## EXTRACTED RECORDS:
- - -

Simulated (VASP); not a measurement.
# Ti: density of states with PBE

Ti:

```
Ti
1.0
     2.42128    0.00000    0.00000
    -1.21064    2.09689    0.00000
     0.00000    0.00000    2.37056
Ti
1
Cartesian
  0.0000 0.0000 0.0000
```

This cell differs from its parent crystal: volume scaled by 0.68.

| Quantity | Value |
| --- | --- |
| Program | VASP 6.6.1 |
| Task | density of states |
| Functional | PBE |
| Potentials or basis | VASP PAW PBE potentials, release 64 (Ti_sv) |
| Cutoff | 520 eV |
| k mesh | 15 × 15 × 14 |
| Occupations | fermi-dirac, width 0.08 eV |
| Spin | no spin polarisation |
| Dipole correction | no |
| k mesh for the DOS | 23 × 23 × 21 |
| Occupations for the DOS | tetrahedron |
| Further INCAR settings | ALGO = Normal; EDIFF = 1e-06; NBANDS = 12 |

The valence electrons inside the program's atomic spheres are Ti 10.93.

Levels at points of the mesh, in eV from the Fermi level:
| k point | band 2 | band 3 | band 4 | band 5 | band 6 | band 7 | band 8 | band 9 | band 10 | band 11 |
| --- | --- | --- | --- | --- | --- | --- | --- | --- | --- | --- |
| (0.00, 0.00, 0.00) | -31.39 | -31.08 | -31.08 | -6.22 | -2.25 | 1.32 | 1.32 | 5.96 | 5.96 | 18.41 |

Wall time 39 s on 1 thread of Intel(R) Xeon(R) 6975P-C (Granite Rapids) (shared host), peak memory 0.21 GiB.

- - -

## BRIEF:
Word for word, output the lines of the data from its first line through the line where "Functional | PBE |" appears, and stop there.

## WRITTEN ANSWER:
Simulated (VASP); not a measurement.
# Ti: density of states with PBE

Ti:

```
Ti
1.0
     2.42128    0.00000    0.00000
    -1.21064    2.09689    0.00000
     0.00000    0.00000    2.37056
Ti
1
Cartesian
  0.0000 0.0000 0.0000
```

This cell differs from its parent crystal: volume scaled by 0.68.

| Quantity | Value |
| --- | --- |
| Program | VASP 6.6.1 |
| Task | density of states |
| Functional | PBE |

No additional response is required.